(BRIEF)
Please reproduce each line of the data below as it stands.

(DATA TO EXAMINE)
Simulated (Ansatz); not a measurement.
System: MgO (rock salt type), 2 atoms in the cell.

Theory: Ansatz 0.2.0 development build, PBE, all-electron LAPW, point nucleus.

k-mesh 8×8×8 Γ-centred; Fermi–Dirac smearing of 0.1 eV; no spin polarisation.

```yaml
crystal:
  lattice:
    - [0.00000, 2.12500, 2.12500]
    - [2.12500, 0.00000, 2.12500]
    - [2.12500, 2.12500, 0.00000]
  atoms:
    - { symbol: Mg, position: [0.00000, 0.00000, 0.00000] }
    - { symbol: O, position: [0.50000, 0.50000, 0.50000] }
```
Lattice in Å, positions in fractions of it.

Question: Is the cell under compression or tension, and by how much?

(WORKED SOLUTION)
Simulated (Ansatz); not a measurement.
System: MgO (rock salt type), 2 atoms in the cell.

Theory: Ansatz 0.2.0 development build, PBE, all-electron LAPW, point nucleus.

k-mesh 8×8×8 Γ-centred; Fermi–Dirac smearing of 0.1 eV; no spin polarisation.

```yaml
crystal:
  lattice:
    - [0.00000, 2.12500, 2.12500]
    - [2.12500, 0.00000, 2.12500]
    - [2.12500, 2.12500, 0.00000]
  atoms:
    - { symbol: Mg, position: [0.00000, 0.00000, 0.00000] }
    - { symbol: O, position: [0.50000, 0.50000, 0.50000] }
```
Lattice in Å, positions in fractions of it.

Question: Is the cell under compression or tension, and by how much?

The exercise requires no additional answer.